* _Data_
========================
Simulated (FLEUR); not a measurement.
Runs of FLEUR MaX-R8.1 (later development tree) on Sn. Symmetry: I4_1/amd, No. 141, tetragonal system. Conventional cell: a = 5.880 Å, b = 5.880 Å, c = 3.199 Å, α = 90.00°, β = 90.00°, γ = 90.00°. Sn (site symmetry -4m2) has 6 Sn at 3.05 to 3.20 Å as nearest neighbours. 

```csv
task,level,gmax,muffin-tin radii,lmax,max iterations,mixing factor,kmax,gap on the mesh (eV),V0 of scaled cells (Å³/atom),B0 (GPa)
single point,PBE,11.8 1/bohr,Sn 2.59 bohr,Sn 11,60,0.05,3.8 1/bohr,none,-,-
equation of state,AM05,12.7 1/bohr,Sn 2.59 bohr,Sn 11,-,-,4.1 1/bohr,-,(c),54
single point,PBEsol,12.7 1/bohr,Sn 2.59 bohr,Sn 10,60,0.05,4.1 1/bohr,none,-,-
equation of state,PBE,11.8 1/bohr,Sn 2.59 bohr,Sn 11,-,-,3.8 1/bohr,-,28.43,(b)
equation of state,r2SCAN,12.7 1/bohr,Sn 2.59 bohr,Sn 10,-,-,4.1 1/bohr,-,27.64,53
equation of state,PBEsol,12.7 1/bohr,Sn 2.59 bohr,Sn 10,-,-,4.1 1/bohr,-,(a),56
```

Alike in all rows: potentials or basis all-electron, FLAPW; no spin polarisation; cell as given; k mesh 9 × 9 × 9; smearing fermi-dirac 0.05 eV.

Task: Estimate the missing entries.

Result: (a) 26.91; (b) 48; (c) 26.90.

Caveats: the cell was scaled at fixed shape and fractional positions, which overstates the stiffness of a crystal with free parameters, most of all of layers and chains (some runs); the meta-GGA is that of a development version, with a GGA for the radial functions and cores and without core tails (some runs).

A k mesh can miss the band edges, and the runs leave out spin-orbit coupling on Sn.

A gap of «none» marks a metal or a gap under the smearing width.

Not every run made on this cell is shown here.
========================

* _Work item_
Everything from the first line of the entries above through the line with "Task: Estimate the missing entries." is to be reproduced exactly, and nothing else.

* _Written solution_
Simulated (FLEUR); not a measurement.
Runs of FLEUR MaX-R8.1 (later development tree) on Sn. Symmetry: I4_1/amd, No. 141, tetragonal system. Conventional cell: a = 5.880 Å, b = 5.880 Å, c = 3.199 Å, α = 90.00°, β = 90.00°, γ = 90.00°. Sn (site symmetry -4m2) has 6 Sn at 3.05 to 3.20 Å as nearest neighbours. 

```csv
task,level,gmax,muffin-tin radii,lmax,max iterations,mixing factor,kmax,gap on the mesh (eV),V0 of scaled cells (Å³/atom),B0 (GPa)
single point,PBE,11.8 1/bohr,Sn 2.59 bohr,Sn 11,60,0.05,3.8 1/bohr,none,-,-
equation of state,AM05,12.7 1/bohr,Sn 2.59 bohr,Sn 11,-,-,4.1 1/bohr,-,(c),54
single point,PBEsol,12.7 1/bohr,Sn 2.59 bohr,Sn 10,60,0.05,4.1 1/bohr,none,-,-
equation of state,PBE,11.8 1/bohr,Sn 2.59 bohr,Sn 11,-,-,3.8 1/bohr,-,28.43,(b)
equation of state,r2SCAN,12.7 1/bohr,Sn 2.59 bohr,Sn 10,-,-,4.1 1/bohr,-,27.64,53
equation of state,PBEsol,12.7 1/bohr,Sn 2.59 bohr,Sn 10,-,-,4.1 1/bohr,-,(a),56
```

Alike in all rows: potentials or basis all-electron, FLAPW; no spin polarisation; cell as given; k mesh 9 × 9 × 9; smearing fermi-dirac 0.05 eV.

Task: Estimate the missing entries.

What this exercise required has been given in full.